- Supplied information:
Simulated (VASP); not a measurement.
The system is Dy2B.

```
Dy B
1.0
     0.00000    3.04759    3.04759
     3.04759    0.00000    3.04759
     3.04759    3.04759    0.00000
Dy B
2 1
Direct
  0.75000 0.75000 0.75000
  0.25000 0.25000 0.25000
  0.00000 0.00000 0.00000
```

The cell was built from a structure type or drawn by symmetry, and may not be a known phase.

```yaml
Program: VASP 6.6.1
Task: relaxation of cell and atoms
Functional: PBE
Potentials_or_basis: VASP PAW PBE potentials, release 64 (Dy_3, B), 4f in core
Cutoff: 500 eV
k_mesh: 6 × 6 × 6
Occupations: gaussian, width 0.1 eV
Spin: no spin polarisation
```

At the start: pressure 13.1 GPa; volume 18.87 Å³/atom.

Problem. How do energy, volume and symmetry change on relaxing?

- Work request: Repeat every entry exactly as written above.

- Response area:
Simulated (VASP); not a measurement.
The system is Dy2B.

```
Dy B
1.0
     0.00000    3.04759    3.04759
     3.04759    0.00000    3.04759
     3.04759    3.04759    0.00000
Dy B
2 1
Direct
  0.75000 0.75000 0.75000
  0.25000 0.25000 0.25000
  0.00000 0.00000 0.00000
```

The cell was built from a structure type or drawn by symmetry, and may not be a known phase.

```yaml
Program: VASP 6.6.1
Task: relaxation of cell and atoms
Functional: PBE
Potentials_or_basis: VASP PAW PBE potentials, release 64 (Dy_3, B), 4f in core
Cutoff: 500 eV
k_mesh: 6 × 6 × 6
Occupations: gaussian, width 0.1 eV
Spin: no spin polarisation
```

At the start: pressure 13.1 GPa; volume 18.87 Å³/atom.

Problem. How do energy, volume and symmetry change on relaxing?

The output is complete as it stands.